§ Requirement: Repeat the entries that follow, exactly as they are written.

=== Provided records ===

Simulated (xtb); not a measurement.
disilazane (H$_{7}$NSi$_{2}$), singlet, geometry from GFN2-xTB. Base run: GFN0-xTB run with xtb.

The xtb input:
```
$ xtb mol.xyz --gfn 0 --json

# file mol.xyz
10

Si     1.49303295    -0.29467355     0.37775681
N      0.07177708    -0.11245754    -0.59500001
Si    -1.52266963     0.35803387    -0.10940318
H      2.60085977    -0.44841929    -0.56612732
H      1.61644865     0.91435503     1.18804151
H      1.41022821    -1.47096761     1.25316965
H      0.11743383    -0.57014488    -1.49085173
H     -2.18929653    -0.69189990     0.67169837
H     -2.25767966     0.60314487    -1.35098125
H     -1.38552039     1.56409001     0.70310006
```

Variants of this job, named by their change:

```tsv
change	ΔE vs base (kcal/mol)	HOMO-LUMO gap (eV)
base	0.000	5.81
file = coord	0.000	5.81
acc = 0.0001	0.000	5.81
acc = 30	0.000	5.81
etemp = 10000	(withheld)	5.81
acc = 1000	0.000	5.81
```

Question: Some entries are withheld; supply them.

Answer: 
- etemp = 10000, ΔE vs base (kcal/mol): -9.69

===

§ Response:
Simulated (xtb); not a measurement.
disilazane (H$_{7}$NSi$_{2}$), singlet, geometry from GFN2-xTB. Base run: GFN0-xTB run with xtb.

The xtb input:
```
$ xtb mol.xyz --gfn 0 --json

# file mol.xyz
10

Si     1.49303295    -0.29467355     0.37775681
N      0.07177708    -0.11245754    -0.59500001
Si    -1.52266963     0.35803387    -0.10940318
H      2.60085977    -0.44841929    -0.56612732
H      1.61644865     0.91435503     1.18804151
H      1.41022821    -1.47096761     1.25316965
H      0.11743383    -0.57014488    -1.49085173
H     -2.18929653    -0.69189990     0.67169837
H     -2.25767966     0.60314487    -1.35098125
H     -1.38552039     1.56409001     0.70310006
```

Variants of this job, named by their change:

```tsv
change	ΔE vs base (kcal/mol)	HOMO-LUMO gap (eV)
base	0.000	5.81
file = coord	0.000	5.81
acc = 0.0001	0.000	5.81
acc = 30	0.000	5.81
etemp = 10000	(withheld)	5.81
acc = 1000	0.000	5.81
```

Question: Some entries are withheld; supply them.

Answer: 
- etemp = 10000, ΔE vs base (kcal/mol): -9.69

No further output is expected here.